### Record excerpts
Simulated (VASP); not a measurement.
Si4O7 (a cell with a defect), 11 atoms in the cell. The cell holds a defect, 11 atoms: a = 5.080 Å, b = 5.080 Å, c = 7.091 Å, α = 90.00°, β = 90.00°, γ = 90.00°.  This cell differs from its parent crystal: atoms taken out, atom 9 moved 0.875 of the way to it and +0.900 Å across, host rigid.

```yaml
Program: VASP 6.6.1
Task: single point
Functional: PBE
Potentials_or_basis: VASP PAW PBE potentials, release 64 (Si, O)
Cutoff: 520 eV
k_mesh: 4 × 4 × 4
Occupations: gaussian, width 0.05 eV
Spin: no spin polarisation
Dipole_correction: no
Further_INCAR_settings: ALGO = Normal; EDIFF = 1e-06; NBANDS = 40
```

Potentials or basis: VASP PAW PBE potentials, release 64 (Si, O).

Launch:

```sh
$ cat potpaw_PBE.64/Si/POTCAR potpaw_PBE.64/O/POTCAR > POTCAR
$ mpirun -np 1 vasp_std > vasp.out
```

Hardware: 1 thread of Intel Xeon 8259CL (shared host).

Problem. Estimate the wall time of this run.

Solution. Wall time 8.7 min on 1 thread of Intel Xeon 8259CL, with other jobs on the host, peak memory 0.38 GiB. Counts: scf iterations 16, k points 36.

### Action item
Every one of the records is to be copied word for word.

### Written answer
Simulated (VASP); not a measurement.
Si4O7 (a cell with a defect), 11 atoms in the cell. The cell holds a defect, 11 atoms: a = 5.080 Å, b = 5.080 Å, c = 7.091 Å, α = 90.00°, β = 90.00°, γ = 90.00°.  This cell differs from its parent crystal: atoms taken out, atom 9 moved 0.875 of the way to it and +0.900 Å across, host rigid.

```yaml
Program: VASP 6.6.1
Task: single point
Functional: PBE
Potentials_or_basis: VASP PAW PBE potentials, release 64 (Si, O)
Cutoff: 520 eV
k_mesh: 4 × 4 × 4
Occupations: gaussian, width 0.05 eV
Spin: no spin polarisation
Dipole_correction: no
Further_INCAR_settings: ALGO = Normal; EDIFF = 1e-06; NBANDS = 40
```

Potentials or basis: VASP PAW PBE potentials, release 64 (Si, O).

Launch:

```sh
$ cat potpaw_PBE.64/Si/POTCAR potpaw_PBE.64/O/POTCAR > POTCAR
$ mpirun -np 1 vasp_std > vasp.out
```

Hardware: 1 thread of Intel Xeon 8259CL (shared host).

Problem. Estimate the wall time of this run.

Solution. Wall time 8.7 min on 1 thread of Intel Xeon 8259CL, with other jobs on the host, peak memory 0.38 GiB. Counts: scf iterations 16, k points 36.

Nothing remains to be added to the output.